Work task.
The reply to the records below should contain exactly the lines from the line with "Hardware: 1 thread" through the line with "Q: How long", and nothing besides.

- - - -

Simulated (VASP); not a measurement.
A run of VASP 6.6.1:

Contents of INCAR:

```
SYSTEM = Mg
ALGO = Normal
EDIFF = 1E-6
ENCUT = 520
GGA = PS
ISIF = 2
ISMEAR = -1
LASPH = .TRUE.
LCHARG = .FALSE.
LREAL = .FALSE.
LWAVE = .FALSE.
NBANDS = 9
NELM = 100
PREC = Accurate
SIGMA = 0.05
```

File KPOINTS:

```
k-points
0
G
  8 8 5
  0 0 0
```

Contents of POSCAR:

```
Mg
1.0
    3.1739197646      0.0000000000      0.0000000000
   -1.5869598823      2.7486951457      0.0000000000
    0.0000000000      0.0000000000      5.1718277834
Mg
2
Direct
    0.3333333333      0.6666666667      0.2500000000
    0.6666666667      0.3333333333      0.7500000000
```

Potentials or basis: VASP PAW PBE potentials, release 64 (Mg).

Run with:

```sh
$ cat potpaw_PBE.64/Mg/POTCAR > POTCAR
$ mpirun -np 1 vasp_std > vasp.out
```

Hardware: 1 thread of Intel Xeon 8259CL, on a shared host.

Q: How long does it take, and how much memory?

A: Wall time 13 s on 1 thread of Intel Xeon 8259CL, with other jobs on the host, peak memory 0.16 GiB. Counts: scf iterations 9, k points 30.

- - - -

Response box.
Hardware: 1 thread of Intel Xeon 8259CL, on a shared host.

Q: How long does it take, and how much memory?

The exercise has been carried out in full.